*****

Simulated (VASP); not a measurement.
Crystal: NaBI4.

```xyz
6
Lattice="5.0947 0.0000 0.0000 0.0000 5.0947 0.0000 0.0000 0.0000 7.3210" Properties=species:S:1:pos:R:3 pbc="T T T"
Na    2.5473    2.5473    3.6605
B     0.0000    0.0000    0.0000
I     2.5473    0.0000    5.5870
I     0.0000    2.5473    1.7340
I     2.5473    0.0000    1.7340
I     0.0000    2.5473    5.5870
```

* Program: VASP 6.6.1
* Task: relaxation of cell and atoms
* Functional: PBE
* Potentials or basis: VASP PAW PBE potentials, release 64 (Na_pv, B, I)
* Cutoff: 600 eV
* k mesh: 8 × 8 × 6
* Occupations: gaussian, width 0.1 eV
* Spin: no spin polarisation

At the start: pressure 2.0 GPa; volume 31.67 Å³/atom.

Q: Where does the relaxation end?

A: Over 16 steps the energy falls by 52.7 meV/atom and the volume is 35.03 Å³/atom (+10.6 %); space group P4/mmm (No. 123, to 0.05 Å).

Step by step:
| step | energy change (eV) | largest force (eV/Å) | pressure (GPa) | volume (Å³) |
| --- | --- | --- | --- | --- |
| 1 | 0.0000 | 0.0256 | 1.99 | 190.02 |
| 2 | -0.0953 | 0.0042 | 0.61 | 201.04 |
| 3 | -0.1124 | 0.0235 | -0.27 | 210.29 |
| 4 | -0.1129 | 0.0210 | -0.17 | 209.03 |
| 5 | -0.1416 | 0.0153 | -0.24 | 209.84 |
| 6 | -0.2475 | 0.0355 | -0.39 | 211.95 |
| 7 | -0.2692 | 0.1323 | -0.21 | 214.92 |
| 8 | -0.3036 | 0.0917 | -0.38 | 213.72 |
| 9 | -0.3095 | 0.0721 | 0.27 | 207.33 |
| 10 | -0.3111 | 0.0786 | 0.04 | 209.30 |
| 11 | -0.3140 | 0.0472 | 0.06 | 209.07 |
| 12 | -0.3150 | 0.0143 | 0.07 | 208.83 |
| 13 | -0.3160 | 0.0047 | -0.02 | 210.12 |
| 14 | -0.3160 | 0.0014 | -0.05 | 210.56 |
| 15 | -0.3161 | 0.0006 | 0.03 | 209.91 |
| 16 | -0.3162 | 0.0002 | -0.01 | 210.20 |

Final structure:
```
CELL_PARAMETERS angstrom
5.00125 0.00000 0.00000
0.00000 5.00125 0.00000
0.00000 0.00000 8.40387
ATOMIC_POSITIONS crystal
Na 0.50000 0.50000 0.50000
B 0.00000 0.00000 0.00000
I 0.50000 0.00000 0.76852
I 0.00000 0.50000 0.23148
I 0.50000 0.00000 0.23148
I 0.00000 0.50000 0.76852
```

*****

▶ BRIEF
Repeat every line exactly, starting with the first line of the entries, and stop once the line containing "1.99 | 190.02 |" has been given.

▶ SOLUTION
Simulated (VASP); not a measurement.
Crystal: NaBI4.

```xyz
6
Lattice="5.0947 0.0000 0.0000 0.0000 5.0947 0.0000 0.0000 0.0000 7.3210" Properties=species:S:1:pos:R:3 pbc="T T T"
Na    2.5473    2.5473    3.6605
B     0.0000    0.0000    0.0000
I     2.5473    0.0000    5.5870
I     0.0000    2.5473    1.7340
I     2.5473    0.0000    1.7340
I     0.0000    2.5473    5.5870
```

* Program: VASP 6.6.1
* Task: relaxation of cell and atoms
* Functional: PBE
* Potentials or basis: VASP PAW PBE potentials, release 64 (Na_pv, B, I)
* Cutoff: 600 eV
* k mesh: 8 × 8 × 6
* Occupations: gaussian, width 0.1 eV
* Spin: no spin polarisation

At the start: pressure 2.0 GPa; volume 31.67 Å³/atom.

Q: Where does the relaxation end?

A: Over 16 steps the energy falls by 52.7 meV/atom and the volume is 35.03 Å³/atom (+10.6 %); space group P4/mmm (No. 123, to 0.05 Å).

Step by step:
| step | energy change (eV) | largest force (eV/Å) | pressure (GPa) | volume (Å³) |
| --- | --- | --- | --- | --- |
| 1 | 0.0000 | 0.0256 | 1.99 | 190.02 |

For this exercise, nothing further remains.